_Action item:_ Copy each line of the records below, from the first through the one that contains "# SrPt5: how the free axis answers a strain", exactly as written.

■ ■ ■ ■ ■
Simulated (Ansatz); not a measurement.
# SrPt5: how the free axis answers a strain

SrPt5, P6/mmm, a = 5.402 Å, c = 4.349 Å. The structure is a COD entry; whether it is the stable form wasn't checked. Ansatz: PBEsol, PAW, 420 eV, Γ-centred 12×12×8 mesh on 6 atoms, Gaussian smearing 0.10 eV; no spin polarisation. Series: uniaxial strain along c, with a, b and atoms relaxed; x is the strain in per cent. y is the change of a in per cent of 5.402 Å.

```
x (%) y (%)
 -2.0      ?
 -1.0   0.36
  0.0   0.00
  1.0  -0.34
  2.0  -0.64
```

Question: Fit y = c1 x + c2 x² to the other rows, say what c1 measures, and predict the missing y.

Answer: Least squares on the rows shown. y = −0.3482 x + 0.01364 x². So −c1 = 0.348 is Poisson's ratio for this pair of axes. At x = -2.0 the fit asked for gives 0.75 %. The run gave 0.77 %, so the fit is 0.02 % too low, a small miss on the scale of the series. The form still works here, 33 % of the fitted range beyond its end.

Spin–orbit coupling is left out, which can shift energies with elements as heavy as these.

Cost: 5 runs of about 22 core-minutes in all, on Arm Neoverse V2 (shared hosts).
■ ■ ■ ■ ■

_Answer space:_
Simulated (Ansatz); not a measurement.
# SrPt5: how the free axis answers a strain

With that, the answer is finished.